#### [EXTRACTED ENTRIES]

______

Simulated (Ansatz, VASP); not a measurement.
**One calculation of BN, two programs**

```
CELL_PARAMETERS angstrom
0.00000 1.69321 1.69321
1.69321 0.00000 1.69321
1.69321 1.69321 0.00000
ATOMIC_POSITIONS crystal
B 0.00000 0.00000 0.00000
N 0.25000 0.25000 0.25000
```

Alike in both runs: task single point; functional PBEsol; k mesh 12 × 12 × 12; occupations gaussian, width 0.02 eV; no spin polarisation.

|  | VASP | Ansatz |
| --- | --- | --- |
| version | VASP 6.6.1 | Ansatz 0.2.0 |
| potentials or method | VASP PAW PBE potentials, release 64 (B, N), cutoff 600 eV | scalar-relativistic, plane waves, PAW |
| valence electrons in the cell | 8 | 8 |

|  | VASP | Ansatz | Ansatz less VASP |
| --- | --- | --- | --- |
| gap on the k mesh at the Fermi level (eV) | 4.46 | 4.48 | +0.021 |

______

#### [WORK TASK]
Repeat the records above line by line, from the first line through the line that contains "cell | 8 | 8 |".

#### [WRITTEN SOLUTION]
Simulated (Ansatz, VASP); not a measurement.
**One calculation of BN, two programs**

```
CELL_PARAMETERS angstrom
0.00000 1.69321 1.69321
1.69321 0.00000 1.69321
1.69321 1.69321 0.00000
ATOMIC_POSITIONS crystal
B 0.00000 0.00000 0.00000
N 0.25000 0.25000 0.25000
```

Alike in both runs: task single point; functional PBEsol; k mesh 12 × 12 × 12; occupations gaussian, width 0.02 eV; no spin polarisation.

|  | VASP | Ansatz |
| --- | --- | --- |
| version | VASP 6.6.1 | Ansatz 0.2.0 |
| potentials or method | VASP PAW PBE potentials, release 64 (B, N), cutoff 600 eV | scalar-relativistic, plane waves, PAW |
| valence electrons in the cell | 8 | 8 |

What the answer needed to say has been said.